Dataset entries -
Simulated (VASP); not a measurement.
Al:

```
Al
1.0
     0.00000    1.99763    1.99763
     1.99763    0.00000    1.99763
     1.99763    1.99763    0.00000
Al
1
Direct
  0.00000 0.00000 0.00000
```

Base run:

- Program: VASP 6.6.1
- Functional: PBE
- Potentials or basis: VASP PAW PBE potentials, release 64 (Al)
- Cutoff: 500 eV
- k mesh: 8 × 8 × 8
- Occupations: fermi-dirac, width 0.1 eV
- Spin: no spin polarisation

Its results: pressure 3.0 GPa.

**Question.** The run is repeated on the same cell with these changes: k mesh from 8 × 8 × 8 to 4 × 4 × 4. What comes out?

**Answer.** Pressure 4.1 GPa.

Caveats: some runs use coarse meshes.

Assignment - Take exactly the lines from the one containing "- Spin: no spin polarisation" through the one containing "Pressure 4.1 GPa." in the data above, and output them with nothing added.

Your solution -
- Spin: no spin polarisation

Its results: pressure 3.0 GPa.

**Question.** The run is repeated on the same cell with these changes: k mesh from 8 × 8 × 8 to 4 × 4 × 4. What comes out?

**Answer.** Pressure 4.1 GPa.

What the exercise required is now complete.